EXCERPTED RECORDS
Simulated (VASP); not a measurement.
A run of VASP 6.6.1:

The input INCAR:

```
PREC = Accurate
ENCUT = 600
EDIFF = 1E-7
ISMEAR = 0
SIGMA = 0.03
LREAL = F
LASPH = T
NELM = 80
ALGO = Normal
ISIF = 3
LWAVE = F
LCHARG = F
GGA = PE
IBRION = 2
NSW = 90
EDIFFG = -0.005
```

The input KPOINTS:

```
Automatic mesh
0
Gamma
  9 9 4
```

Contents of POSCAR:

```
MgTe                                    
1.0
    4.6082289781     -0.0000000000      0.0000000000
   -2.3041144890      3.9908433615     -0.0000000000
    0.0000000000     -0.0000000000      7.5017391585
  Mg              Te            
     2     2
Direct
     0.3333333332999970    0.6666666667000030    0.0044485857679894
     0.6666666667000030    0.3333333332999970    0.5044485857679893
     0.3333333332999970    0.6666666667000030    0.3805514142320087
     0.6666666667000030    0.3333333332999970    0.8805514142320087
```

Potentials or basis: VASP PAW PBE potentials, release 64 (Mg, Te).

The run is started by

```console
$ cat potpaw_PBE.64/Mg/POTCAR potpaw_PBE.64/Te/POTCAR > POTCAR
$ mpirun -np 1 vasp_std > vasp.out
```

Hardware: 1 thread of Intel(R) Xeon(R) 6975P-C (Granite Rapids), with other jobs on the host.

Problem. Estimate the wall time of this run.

WORK TASK
Copy range, inclusive: the line holding "A run of VASP" to the line holding "Hardware: 1 thread". Reproduce exactly those lines of the records above and no others.

RESPONSE AREA
A run of VASP 6.6.1:

The input INCAR:

```
PREC = Accurate
ENCUT = 600
EDIFF = 1E-7
ISMEAR = 0
SIGMA = 0.03
LREAL = F
LASPH = T
NELM = 80
ALGO = Normal
ISIF = 3
LWAVE = F
LCHARG = F
GGA = PE
IBRION = 2
NSW = 90
EDIFFG = -0.005
```

The input KPOINTS:

```
Automatic mesh
0
Gamma
  9 9 4
```

Contents of POSCAR:

```
MgTe                                    
1.0
    4.6082289781     -0.0000000000      0.0000000000
   -2.3041144890      3.9908433615     -0.0000000000
    0.0000000000     -0.0000000000      7.5017391585
  Mg              Te            
     2     2
Direct
     0.3333333332999970    0.6666666667000030    0.0044485857679894
     0.6666666667000030    0.3333333332999970    0.5044485857679893
     0.3333333332999970    0.6666666667000030    0.3805514142320087
     0.6666666667000030    0.3333333332999970    0.8805514142320087
```

Potentials or basis: VASP PAW PBE potentials, release 64 (Mg, Te).

The run is started by

```console
$ cat potpaw_PBE.64/Mg/POTCAR potpaw_PBE.64/Te/POTCAR > POTCAR
$ mpirun -np 1 vasp_std > vasp.out
```

Hardware: 1 thread of Intel(R) Xeon(R) 6975P-C (Granite Rapids), with other jobs on the host.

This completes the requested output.